*** Entries supplied Section Begins ***
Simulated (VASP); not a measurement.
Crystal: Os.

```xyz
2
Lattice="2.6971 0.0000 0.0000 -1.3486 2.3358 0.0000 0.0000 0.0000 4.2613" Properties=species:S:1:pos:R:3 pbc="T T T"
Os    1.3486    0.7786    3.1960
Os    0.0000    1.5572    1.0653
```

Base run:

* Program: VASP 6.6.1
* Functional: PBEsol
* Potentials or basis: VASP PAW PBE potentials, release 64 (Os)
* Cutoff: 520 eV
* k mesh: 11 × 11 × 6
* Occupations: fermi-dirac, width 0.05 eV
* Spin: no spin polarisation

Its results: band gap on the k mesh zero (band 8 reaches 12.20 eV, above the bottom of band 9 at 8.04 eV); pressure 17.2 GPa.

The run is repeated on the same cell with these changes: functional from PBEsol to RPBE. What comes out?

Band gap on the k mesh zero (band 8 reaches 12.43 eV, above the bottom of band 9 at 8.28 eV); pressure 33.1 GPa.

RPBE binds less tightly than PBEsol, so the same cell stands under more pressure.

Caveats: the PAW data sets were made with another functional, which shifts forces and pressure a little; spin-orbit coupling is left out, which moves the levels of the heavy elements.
*** Entries supplied Section Ends ***

* **Assignment**: Reproduce the entries exactly, starting at their first line and stopping after the line with "RPBE binds less".

* **Written reply**:
Simulated (VASP); not a measurement.
Crystal: Os.

```xyz
2
Lattice="2.6971 0.0000 0.0000 -1.3486 2.3358 0.0000 0.0000 0.0000 4.2613" Properties=species:S:1:pos:R:3 pbc="T T T"
Os    1.3486    0.7786    3.1960
Os    0.0000    1.5572    1.0653
```

Base run:

* Program: VASP 6.6.1
* Functional: PBEsol
* Potentials or basis: VASP PAW PBE potentials, release 64 (Os)
* Cutoff: 520 eV
* k mesh: 11 × 11 × 6
* Occupations: fermi-dirac, width 0.05 eV
* Spin: no spin polarisation

Its results: band gap on the k mesh zero (band 8 reaches 12.20 eV, above the bottom of band 9 at 8.04 eV); pressure 17.2 GPa.

The run is repeated on the same cell with these changes: functional from PBEsol to RPBE. What comes out?

Band gap on the k mesh zero (band 8 reaches 12.43 eV, above the bottom of band 9 at 8.28 eV); pressure 33.1 GPa.

RPBE binds less tightly than PBEsol, so the same cell stands under more pressure.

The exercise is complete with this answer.